[[ EXTRACTED MATERIAL open ]]

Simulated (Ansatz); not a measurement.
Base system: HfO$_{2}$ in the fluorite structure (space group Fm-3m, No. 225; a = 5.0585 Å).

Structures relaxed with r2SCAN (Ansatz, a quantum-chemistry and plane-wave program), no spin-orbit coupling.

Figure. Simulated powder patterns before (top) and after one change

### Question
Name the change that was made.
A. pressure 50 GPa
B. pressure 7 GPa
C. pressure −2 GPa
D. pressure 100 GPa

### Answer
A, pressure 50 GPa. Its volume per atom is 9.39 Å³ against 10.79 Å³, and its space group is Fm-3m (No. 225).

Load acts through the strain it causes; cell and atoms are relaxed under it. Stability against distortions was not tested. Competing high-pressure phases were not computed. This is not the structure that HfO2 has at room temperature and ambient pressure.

[[ EXTRACTED MATERIAL closed ]]

=== WORK ITEM ===
Exactly repeat the lines running from the top of the listing to the line bearing "Structures relaxed with", both of those lines included, and only them.

=== EXERCISE RESPONSE ===
Simulated (Ansatz); not a measurement.
Base system: HfO$_{2}$ in the fluorite structure (space group Fm-3m, No. 225; a = 5.0585 Å).

Structures relaxed with r2SCAN (Ansatz, a quantum-chemistry and plane-wave program), no spin-orbit coupling.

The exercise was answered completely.